§ **Work request**
Exactly as written, copy the lines of the data below from the first through the one containing "About 70 core-seconds".

§ **Dataset excerpts**

+++

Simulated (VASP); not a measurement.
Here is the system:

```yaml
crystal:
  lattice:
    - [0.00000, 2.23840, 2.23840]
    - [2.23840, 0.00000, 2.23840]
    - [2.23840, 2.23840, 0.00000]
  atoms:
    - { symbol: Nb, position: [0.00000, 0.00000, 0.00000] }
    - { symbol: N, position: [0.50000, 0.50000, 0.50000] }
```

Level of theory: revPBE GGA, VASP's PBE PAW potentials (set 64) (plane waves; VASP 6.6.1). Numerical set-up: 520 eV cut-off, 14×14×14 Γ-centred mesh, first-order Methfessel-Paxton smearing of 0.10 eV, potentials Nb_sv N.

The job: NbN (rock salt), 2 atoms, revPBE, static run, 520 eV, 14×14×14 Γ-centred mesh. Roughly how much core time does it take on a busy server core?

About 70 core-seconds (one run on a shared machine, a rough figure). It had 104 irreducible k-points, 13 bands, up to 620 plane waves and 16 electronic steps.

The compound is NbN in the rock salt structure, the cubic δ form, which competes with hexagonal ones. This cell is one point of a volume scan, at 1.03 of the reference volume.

+++

§ **Answer box**
Simulated (VASP); not a measurement.
Here is the system:

```yaml
crystal:
  lattice:
    - [0.00000, 2.23840, 2.23840]
    - [2.23840, 0.00000, 2.23840]
    - [2.23840, 2.23840, 0.00000]
  atoms:
    - { symbol: Nb, position: [0.00000, 0.00000, 0.00000] }
    - { symbol: N, position: [0.50000, 0.50000, 0.50000] }
```

Level of theory: revPBE GGA, VASP's PBE PAW potentials (set 64) (plane waves; VASP 6.6.1). Numerical set-up: 520 eV cut-off, 14×14×14 Γ-centred mesh, first-order Methfessel-Paxton smearing of 0.10 eV, potentials Nb_sv N.

The job: NbN (rock salt), 2 atoms, revPBE, static run, 520 eV, 14×14×14 Γ-centred mesh. Roughly how much core time does it take on a busy server core?

About 70 core-seconds (one run on a shared machine, a rough figure). It had 104 irreducible k-points, 13 bands, up to 620 plane waves and 16 electronic steps.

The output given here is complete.